## DATASET ENTRIES
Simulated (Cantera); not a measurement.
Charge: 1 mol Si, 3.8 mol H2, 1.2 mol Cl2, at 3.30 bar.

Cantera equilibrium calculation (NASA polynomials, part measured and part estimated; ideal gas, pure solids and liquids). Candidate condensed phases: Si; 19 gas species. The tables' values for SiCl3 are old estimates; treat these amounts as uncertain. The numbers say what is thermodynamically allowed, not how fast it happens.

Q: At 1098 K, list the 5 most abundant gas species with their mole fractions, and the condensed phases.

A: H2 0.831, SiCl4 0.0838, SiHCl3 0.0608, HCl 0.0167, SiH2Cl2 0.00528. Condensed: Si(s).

## BRIEF
Beginning with the first line of the listing above, please write out every line exactly until you reach the line that contains "Cantera equilibrium calculation", and include that one too.

## TASK ANSWER
Simulated (Cantera); not a measurement.
Charge: 1 mol Si, 3.8 mol H2, 1.2 mol Cl2, at 3.30 bar.

Cantera equilibrium calculation (NASA polynomials, part measured and part estimated; ideal gas, pure solids and liquids). Candidate condensed phases: Si; 19 gas species. The tables' values for SiCl3 are old estimates; treat these amounts as uncertain. The numbers say what is thermodynamically allowed, not how fast it happens.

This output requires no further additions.